• _WORK REQUEST_:
Repeat exactly the lines from the start of the records below through the line that contains "Answer: With |χ|", including both.

:: EXTRACTED INFORMATION ::

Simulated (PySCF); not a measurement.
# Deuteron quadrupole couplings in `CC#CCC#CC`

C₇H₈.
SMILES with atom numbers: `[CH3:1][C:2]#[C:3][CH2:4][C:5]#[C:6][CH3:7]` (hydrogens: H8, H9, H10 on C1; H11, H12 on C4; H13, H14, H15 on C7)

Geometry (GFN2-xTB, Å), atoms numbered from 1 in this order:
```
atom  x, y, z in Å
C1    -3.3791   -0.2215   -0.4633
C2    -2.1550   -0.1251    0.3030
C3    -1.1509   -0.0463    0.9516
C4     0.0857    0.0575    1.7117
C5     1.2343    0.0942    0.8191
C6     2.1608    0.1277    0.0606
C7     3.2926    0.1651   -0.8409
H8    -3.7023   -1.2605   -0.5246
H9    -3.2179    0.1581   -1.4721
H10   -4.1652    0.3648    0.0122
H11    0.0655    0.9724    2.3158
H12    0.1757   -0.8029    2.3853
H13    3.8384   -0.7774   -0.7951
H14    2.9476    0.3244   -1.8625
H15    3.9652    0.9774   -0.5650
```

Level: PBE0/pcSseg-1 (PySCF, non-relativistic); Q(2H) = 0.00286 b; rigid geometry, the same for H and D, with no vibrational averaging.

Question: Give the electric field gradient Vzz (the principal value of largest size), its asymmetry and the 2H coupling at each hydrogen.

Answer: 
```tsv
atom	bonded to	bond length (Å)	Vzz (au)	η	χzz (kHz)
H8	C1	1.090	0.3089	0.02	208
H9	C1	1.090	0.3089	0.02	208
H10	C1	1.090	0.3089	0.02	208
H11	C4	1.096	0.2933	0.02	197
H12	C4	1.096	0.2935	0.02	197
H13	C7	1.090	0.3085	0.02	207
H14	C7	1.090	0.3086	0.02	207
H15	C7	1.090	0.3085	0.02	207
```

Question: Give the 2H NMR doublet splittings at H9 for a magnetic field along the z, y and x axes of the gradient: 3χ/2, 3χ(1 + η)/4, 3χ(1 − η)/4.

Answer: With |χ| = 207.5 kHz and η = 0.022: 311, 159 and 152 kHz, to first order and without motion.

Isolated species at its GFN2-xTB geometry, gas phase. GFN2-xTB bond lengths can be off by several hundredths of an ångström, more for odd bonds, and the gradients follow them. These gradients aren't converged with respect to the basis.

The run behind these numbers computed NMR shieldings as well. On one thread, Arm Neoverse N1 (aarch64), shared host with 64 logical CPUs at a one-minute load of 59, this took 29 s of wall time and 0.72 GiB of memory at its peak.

:::

• _WRITTEN ANSWER_:
Simulated (PySCF); not a measurement.
# Deuteron quadrupole couplings in `CC#CCC#CC`

C₇H₈.
SMILES with atom numbers: `[CH3:1][C:2]#[C:3][CH2:4][C:5]#[C:6][CH3:7]` (hydrogens: H8, H9, H10 on C1; H11, H12 on C4; H13, H14, H15 on C7)

Geometry (GFN2-xTB, Å), atoms numbered from 1 in this order:
```
atom  x, y, z in Å
C1    -3.3791   -0.2215   -0.4633
C2    -2.1550   -0.1251    0.3030
C3    -1.1509   -0.0463    0.9516
C4     0.0857    0.0575    1.7117
C5     1.2343    0.0942    0.8191
C6     2.1608    0.1277    0.0606
C7     3.2926    0.1651   -0.8409
H8    -3.7023   -1.2605   -0.5246
H9    -3.2179    0.1581   -1.4721
H10   -4.1652    0.3648    0.0122
H11    0.0655    0.9724    2.3158
H12    0.1757   -0.8029    2.3853
H13    3.8384   -0.7774   -0.7951
H14    2.9476    0.3244   -1.8625
H15    3.9652    0.9774   -0.5650
```

Level: PBE0/pcSseg-1 (PySCF, non-relativistic); Q(2H) = 0.00286 b; rigid geometry, the same for H and D, with no vibrational averaging.

Question: Give the electric field gradient Vzz (the principal value of largest size), its asymmetry and the 2H coupling at each hydrogen.

Answer: 
```tsv
atom	bonded to	bond length (Å)	Vzz (au)	η	χzz (kHz)
H8	C1	1.090	0.3089	0.02	208
H9	C1	1.090	0.3089	0.02	208
H10	C1	1.090	0.3089	0.02	208
H11	C4	1.096	0.2933	0.02	197
H12	C4	1.096	0.2935	0.02	197
H13	C7	1.090	0.3085	0.02	207
H14	C7	1.090	0.3086	0.02	207
H15	C7	1.090	0.3085	0.02	207
```

Question: Give the 2H NMR doublet splittings at H9 for a magnetic field along the z, y and x axes of the gradient: 3χ/2, 3χ(1 + η)/4, 3χ(1 − η)/4.

Answer: With |χ| = 207.5 kHz and η = 0.022: 311, 159 and 152 kHz, to first order and without motion.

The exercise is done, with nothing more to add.